_ACTION ITEM:_
Transcribe the records in full, keeping every character as it is.

_SUPPLIED DATA:_
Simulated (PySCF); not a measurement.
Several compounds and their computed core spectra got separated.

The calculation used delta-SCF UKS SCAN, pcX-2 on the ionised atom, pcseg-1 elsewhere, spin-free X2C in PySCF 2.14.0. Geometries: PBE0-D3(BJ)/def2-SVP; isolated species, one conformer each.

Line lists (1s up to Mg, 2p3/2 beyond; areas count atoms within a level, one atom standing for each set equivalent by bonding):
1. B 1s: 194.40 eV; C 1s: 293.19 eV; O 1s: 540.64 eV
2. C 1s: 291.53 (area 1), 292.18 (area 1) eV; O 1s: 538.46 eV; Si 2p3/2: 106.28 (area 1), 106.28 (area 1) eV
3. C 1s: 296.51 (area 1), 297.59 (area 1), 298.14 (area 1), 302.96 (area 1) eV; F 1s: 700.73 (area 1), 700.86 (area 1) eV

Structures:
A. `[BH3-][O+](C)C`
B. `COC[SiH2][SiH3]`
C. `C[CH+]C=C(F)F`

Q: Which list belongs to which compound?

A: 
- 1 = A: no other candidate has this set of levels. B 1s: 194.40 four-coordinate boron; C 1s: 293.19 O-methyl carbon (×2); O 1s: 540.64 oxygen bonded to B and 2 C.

_RESULT:_
Simulated (PySCF); not a measurement.
Several compounds and their computed core spectra got separated.

The calculation used delta-SCF UKS SCAN, pcX-2 on the ionised atom, pcseg-1 elsewhere, spin-free X2C in PySCF 2.14.0. Geometries: PBE0-D3(BJ)/def2-SVP; isolated species, one conformer each.

Line lists (1s up to Mg, 2p3/2 beyond; areas count atoms within a level, one atom standing for each set equivalent by bonding):
1. B 1s: 194.40 eV; C 1s: 293.19 eV; O 1s: 540.64 eV
2. C 1s: 291.53 (area 1), 292.18 (area 1) eV; O 1s: 538.46 eV; Si 2p3/2: 106.28 (area 1), 106.28 (area 1) eV
3. C 1s: 296.51 (area 1), 297.59 (area 1), 298.14 (area 1), 302.96 (area 1) eV; F 1s: 700.73 (area 1), 700.86 (area 1) eV

Structures:
A. `[BH3-][O+](C)C`
B. `COC[SiH2][SiH3]`
C. `C[CH+]C=C(F)F`

Q: Which list belongs to which compound?

A: 
- 1 = A: no other candidate has this set of levels. B 1s: 194.40 four-coordinate boron; C 1s: 293.19 O-methyl carbon (×2); O 1s: 540.64 oxygen bonded to B and 2 C.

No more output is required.